Task item: Every line below from the one containing "2 further runs" through the one containing "It goes back" must be transcribed exactly. Omit all lines outside that stretch.

Dataset extract:
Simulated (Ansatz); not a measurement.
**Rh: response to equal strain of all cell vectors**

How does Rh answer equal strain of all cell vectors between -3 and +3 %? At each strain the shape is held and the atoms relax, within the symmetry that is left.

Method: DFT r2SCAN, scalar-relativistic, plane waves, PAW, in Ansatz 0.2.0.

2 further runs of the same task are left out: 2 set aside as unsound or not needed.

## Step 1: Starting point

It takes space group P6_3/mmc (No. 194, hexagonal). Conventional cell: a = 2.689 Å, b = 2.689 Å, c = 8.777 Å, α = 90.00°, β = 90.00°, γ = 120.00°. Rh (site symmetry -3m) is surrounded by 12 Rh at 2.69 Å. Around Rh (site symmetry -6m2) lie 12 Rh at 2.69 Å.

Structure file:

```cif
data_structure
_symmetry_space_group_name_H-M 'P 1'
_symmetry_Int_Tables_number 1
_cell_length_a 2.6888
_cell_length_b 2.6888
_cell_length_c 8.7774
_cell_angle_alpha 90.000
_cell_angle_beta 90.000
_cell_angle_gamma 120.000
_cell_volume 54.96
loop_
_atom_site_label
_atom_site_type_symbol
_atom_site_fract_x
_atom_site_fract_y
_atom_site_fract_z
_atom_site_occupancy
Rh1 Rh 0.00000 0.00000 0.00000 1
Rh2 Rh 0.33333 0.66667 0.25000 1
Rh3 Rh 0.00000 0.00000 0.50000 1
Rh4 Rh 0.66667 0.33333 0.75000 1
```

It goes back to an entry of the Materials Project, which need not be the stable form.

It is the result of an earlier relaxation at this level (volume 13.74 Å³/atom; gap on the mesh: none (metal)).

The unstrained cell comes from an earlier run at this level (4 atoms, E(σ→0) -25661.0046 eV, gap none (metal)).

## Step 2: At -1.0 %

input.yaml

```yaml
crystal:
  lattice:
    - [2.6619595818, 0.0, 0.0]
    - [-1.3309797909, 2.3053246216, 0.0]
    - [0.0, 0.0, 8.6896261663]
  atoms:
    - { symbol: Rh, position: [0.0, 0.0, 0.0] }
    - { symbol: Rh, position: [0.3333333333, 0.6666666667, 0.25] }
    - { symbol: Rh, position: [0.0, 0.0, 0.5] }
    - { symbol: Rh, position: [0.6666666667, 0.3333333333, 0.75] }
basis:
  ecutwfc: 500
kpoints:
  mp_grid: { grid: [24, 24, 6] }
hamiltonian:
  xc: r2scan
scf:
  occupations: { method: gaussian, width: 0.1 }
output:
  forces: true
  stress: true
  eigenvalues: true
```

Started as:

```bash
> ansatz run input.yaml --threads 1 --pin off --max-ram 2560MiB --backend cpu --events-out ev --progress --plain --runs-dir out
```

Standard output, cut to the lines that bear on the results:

Task response:
2 further runs of the same task are left out: 2 set aside as unsound or not needed.

## Step 1: Starting point

It takes space group P6_3/mmc (No. 194, hexagonal). Conventional cell: a = 2.689 Å, b = 2.689 Å, c = 8.777 Å, α = 90.00°, β = 90.00°, γ = 120.00°. Rh (site symmetry -3m) is surrounded by 12 Rh at 2.69 Å. Around Rh (site symmetry -6m2) lie 12 Rh at 2.69 Å.

Structure file:

```cif
data_structure
_symmetry_space_group_name_H-M 'P 1'
_symmetry_Int_Tables_number 1
_cell_length_a 2.6888
_cell_length_b 2.6888
_cell_length_c 8.7774
_cell_angle_alpha 90.000
_cell_angle_beta 90.000
_cell_angle_gamma 120.000
_cell_volume 54.96
loop_
_atom_site_label
_atom_site_type_symbol
_atom_site_fract_x
_atom_site_fract_y
_atom_site_fract_z
_atom_site_occupancy
Rh1 Rh 0.00000 0.00000 0.00000 1
Rh2 Rh 0.33333 0.66667 0.25000 1
Rh3 Rh 0.00000 0.00000 0.50000 1
Rh4 Rh 0.66667 0.33333 0.75000 1
```

It goes back to an entry of the Materials Project, which need not be the stable form.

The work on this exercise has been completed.